ACTIVITY: Once you reach the line containing "Alike in both" in the data below, restate each line word for word up to and including the one containing "Answer: gap on".

INPUT DATA:
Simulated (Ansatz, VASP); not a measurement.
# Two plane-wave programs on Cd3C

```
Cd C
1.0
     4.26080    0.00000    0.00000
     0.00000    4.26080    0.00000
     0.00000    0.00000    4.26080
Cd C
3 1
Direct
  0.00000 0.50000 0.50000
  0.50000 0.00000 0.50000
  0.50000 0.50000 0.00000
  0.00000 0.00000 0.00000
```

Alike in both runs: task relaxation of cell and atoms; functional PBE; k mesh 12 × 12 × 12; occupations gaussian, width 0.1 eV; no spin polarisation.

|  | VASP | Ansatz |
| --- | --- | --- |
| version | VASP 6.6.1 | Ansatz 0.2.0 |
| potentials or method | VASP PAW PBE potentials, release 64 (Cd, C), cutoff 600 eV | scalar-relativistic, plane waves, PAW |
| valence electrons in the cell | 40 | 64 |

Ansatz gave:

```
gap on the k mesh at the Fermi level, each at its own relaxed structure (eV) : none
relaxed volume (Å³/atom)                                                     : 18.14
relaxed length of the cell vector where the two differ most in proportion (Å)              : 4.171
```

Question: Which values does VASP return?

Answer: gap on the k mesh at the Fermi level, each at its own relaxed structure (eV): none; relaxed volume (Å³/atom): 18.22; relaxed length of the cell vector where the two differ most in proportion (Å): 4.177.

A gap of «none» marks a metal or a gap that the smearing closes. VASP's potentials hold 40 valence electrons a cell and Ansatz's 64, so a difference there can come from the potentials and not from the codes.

TASK SOLUTION:
Alike in both runs: task relaxation of cell and atoms; functional PBE; k mesh 12 × 12 × 12; occupations gaussian, width 0.1 eV; no spin polarisation.

|  | VASP | Ansatz |
| --- | --- | --- |
| version | VASP 6.6.1 | Ansatz 0.2.0 |
| potentials or method | VASP PAW PBE potentials, release 64 (Cd, C), cutoff 600 eV | scalar-relativistic, plane waves, PAW |
| valence electrons in the cell | 40 | 64 |

Ansatz gave:

```
gap on the k mesh at the Fermi level, each at its own relaxed structure (eV) : none
relaxed volume (Å³/atom)                                                     : 18.14
relaxed length of the cell vector where the two differ most in proportion (Å)              : 4.171
```

Question: Which values does VASP return?

Answer: gap on the k mesh at the Fermi level, each at its own relaxed structure (eV): none; relaxed volume (Å³/atom): 18.22; relaxed length of the cell vector where the two differ most in proportion (Å): 4.177.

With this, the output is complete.